Work task:
Give the records back in full, exactly as they read.

--- START ---

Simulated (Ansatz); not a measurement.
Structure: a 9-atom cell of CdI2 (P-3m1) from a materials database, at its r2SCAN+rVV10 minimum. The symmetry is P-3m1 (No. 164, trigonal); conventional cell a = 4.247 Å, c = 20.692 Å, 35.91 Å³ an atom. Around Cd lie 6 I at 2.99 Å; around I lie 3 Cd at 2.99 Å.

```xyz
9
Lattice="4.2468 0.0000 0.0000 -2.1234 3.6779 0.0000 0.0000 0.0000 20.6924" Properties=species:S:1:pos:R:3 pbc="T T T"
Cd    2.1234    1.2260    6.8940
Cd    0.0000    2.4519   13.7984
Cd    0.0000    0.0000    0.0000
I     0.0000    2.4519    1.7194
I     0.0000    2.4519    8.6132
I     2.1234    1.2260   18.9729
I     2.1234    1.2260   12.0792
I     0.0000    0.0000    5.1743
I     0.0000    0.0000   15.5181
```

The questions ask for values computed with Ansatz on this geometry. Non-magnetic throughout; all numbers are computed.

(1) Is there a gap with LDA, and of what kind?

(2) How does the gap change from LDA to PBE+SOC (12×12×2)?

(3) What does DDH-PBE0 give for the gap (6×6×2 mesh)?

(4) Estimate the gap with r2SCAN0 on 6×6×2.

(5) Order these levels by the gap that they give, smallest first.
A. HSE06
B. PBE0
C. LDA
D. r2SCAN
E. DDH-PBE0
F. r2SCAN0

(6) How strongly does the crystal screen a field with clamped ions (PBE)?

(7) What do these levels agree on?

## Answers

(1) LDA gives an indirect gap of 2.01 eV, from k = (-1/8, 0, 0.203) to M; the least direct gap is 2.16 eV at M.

--- END ---

Your solution:
Simulated (Ansatz); not a measurement.
Structure: a 9-atom cell of CdI2 (P-3m1) from a materials database, at its r2SCAN+rVV10 minimum. The symmetry is P-3m1 (No. 164, trigonal); conventional cell a = 4.247 Å, c = 20.692 Å, 35.91 Å³ an atom. Around Cd lie 6 I at 2.99 Å; around I lie 3 Cd at 2.99 Å.

```xyz
9
Lattice="4.2468 0.0000 0.0000 -2.1234 3.6779 0.0000 0.0000 0.0000 20.6924" Properties=species:S:1:pos:R:3 pbc="T T T"
Cd    2.1234    1.2260    6.8940
Cd    0.0000    2.4519   13.7984
Cd    0.0000    0.0000    0.0000
I     0.0000    2.4519    1.7194
I     0.0000    2.4519    8.6132
I     2.1234    1.2260   18.9729
I     2.1234    1.2260   12.0792
I     0.0000    0.0000    5.1743
I     0.0000    0.0000   15.5181
```

The questions ask for values computed with Ansatz on this geometry. Non-magnetic throughout; all numbers are computed.

(1) Is there a gap with LDA, and of what kind?

(2) How does the gap change from LDA to PBE+SOC (12×12×2)?

(3) What does DDH-PBE0 give for the gap (6×6×2 mesh)?

(4) Estimate the gap with r2SCAN0 on 6×6×2.

(5) Order these levels by the gap that they give, smallest first.
A. HSE06
B. PBE0
C. LDA
D. r2SCAN
E. DDH-PBE0
F. r2SCAN0

(6) How strongly does the crystal screen a field with clamped ions (PBE)?

(7) What do these levels agree on?

## Answers

(1) LDA gives an indirect gap of 2.01 eV, from k = (-1/8, 0, 0.203) to M; the least direct gap is 2.16 eV at M.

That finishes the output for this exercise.